EXERCISE: Once the line containing "Dilute limit of" is found in the records below, return it and each following line exactly, up to and including the line containing "Orientation term of", and nothing else.

EXTRACTED MATERIAL:
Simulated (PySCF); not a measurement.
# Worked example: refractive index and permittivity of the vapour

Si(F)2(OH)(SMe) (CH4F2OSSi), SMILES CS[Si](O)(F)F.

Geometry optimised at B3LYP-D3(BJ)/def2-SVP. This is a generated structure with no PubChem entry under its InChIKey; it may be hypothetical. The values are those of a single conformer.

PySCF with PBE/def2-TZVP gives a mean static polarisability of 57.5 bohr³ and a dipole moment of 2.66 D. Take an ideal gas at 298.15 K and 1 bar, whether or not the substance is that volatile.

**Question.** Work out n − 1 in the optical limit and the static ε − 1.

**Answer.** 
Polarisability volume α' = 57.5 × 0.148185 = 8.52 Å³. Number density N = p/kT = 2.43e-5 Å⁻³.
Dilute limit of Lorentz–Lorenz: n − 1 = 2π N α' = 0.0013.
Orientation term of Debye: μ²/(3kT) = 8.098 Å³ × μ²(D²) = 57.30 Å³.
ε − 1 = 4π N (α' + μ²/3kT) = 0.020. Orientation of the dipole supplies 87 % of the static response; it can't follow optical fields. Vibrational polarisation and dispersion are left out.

ANSWER BOX:
Dilute limit of Lorentz–Lorenz: n − 1 = 2π N α' = 0.0013.
Orientation term of Debye: μ²/(3kT) = 8.098 Å³ × μ²(D²) = 57.30 Å³.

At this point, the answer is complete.